### Dataset excerpts
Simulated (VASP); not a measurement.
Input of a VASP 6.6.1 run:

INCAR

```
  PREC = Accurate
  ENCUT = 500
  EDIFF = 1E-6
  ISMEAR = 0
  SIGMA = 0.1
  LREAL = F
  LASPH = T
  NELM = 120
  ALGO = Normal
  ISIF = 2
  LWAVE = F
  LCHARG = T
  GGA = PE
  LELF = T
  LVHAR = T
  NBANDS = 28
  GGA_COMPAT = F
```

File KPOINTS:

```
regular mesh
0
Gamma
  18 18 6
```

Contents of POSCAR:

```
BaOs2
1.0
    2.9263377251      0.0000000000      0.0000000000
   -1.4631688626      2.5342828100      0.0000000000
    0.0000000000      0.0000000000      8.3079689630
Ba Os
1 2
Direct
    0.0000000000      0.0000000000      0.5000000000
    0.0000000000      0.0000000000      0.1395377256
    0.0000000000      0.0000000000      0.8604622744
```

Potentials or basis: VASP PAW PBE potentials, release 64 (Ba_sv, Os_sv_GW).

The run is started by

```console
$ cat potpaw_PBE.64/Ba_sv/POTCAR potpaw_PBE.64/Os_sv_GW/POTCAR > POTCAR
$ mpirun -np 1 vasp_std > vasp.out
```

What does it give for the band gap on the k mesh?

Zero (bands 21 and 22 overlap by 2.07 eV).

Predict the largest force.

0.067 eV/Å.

### Assignment
Output the complete data exactly as written.

### Worked solution
Simulated (VASP); not a measurement.
Input of a VASP 6.6.1 run:

INCAR

```
  PREC = Accurate
  ENCUT = 500
  EDIFF = 1E-6
  ISMEAR = 0
  SIGMA = 0.1
  LREAL = F
  LASPH = T
  NELM = 120
  ALGO = Normal
  ISIF = 2
  LWAVE = F
  LCHARG = T
  GGA = PE
  LELF = T
  LVHAR = T
  NBANDS = 28
  GGA_COMPAT = F
```

File KPOINTS:

```
regular mesh
0
Gamma
  18 18 6
```

Contents of POSCAR:

```
BaOs2
1.0
    2.9263377251      0.0000000000      0.0000000000
   -1.4631688626      2.5342828100      0.0000000000
    0.0000000000      0.0000000000      8.3079689630
Ba Os
1 2
Direct
    0.0000000000      0.0000000000      0.5000000000
    0.0000000000      0.0000000000      0.1395377256
    0.0000000000      0.0000000000      0.8604622744
```

Potentials or basis: VASP PAW PBE potentials, release 64 (Ba_sv, Os_sv_GW).

The run is started by

```console
$ cat potpaw_PBE.64/Ba_sv/POTCAR potpaw_PBE.64/Os_sv_GW/POTCAR > POTCAR
$ mpirun -np 1 vasp_std > vasp.out
```

What does it give for the band gap on the k mesh?

Zero (bands 21 and 22 overlap by 2.07 eV).

Predict the largest force.

0.067 eV/Å.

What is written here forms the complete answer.